* Information provided
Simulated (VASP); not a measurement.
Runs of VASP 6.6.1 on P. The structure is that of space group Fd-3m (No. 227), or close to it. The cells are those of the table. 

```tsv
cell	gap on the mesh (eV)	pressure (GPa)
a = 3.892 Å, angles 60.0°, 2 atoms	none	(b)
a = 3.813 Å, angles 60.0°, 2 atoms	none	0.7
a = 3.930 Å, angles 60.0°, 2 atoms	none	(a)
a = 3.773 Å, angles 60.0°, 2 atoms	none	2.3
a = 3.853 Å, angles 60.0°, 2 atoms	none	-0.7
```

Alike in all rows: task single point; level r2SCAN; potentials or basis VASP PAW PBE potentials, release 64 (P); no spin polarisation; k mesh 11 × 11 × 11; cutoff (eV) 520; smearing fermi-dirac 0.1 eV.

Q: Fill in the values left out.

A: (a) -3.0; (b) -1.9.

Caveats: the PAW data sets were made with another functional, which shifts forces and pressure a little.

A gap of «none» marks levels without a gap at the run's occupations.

* Task item
Repeat the whole listing above without any change.

* Written response
Simulated (VASP); not a measurement.
Runs of VASP 6.6.1 on P. The structure is that of space group Fd-3m (No. 227), or close to it. The cells are those of the table. 

```tsv
cell	gap on the mesh (eV)	pressure (GPa)
a = 3.892 Å, angles 60.0°, 2 atoms	none	(b)
a = 3.813 Å, angles 60.0°, 2 atoms	none	0.7
a = 3.930 Å, angles 60.0°, 2 atoms	none	(a)
a = 3.773 Å, angles 60.0°, 2 atoms	none	2.3
a = 3.853 Å, angles 60.0°, 2 atoms	none	-0.7
```

Alike in all rows: task single point; level r2SCAN; potentials or basis VASP PAW PBE potentials, release 64 (P); no spin polarisation; k mesh 11 × 11 × 11; cutoff (eV) 520; smearing fermi-dirac 0.1 eV.

Q: Fill in the values left out.

A: (a) -3.0; (b) -1.9.

Caveats: the PAW data sets were made with another functional, which shifts forces and pressure a little.

A gap of «none» marks levels without a gap at the run's occupations.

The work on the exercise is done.